- Brief: Write out, without any change, the lines in the material below that run from the line with "Answer: (a) 18.05." through the line with "A k mesh can", both included.

◇ ◇ ◇

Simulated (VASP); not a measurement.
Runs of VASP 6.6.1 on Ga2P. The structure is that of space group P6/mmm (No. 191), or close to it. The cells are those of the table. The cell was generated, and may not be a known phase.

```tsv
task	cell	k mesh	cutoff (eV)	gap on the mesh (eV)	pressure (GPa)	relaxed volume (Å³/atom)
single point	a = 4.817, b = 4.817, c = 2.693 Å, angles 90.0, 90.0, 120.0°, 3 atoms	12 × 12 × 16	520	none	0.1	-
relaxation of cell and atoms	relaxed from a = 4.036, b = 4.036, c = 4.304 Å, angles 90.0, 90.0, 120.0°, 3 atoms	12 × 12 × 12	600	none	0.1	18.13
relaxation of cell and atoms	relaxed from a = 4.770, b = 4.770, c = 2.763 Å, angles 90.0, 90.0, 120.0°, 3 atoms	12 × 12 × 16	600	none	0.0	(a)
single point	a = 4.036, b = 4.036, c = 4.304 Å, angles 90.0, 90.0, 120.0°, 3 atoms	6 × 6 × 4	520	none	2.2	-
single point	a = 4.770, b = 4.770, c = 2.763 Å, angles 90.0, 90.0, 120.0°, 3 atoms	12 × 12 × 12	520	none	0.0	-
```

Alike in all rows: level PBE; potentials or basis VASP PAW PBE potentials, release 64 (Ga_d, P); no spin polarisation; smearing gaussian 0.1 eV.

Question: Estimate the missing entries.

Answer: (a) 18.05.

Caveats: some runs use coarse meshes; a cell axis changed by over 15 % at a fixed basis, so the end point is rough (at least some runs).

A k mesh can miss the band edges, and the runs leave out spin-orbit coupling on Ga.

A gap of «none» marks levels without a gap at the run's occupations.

◇ ◇ ◇

- Worked solution:
Answer: (a) 18.05.

Caveats: some runs use coarse meshes; a cell axis changed by over 15 % at a fixed basis, so the end point is rough (at least some runs).

A k mesh can miss the band edges, and the runs leave out spin-orbit coupling on Ga.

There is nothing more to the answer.